:: DATASET ::
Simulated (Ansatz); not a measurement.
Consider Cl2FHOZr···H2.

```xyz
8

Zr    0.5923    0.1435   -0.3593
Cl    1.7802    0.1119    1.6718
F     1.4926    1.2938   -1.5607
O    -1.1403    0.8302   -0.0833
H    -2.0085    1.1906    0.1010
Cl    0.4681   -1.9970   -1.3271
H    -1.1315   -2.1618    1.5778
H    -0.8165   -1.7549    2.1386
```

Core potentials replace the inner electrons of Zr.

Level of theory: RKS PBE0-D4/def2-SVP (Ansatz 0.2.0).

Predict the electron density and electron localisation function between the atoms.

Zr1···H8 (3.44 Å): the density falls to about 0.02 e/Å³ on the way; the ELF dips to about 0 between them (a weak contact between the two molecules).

:: ASSIGNED TASK ::
Only the lines from the opening of the material through the line with "Predict the electron" should be echoed, exactly as written.

:: WRITTEN ANSWER ::
Simulated (Ansatz); not a measurement.
Consider Cl2FHOZr···H2.

```xyz
8

Zr    0.5923    0.1435   -0.3593
Cl    1.7802    0.1119    1.6718
F     1.4926    1.2938   -1.5607
O    -1.1403    0.8302   -0.0833
H    -2.0085    1.1906    0.1010
Cl    0.4681   -1.9970   -1.3271
H    -1.1315   -2.1618    1.5778
H    -0.8165   -1.7549    2.1386
```

Core potentials replace the inner electrons of Zr.

Level of theory: RKS PBE0-D4/def2-SVP (Ansatz 0.2.0).

Predict the electron density and electron localisation function between the atoms.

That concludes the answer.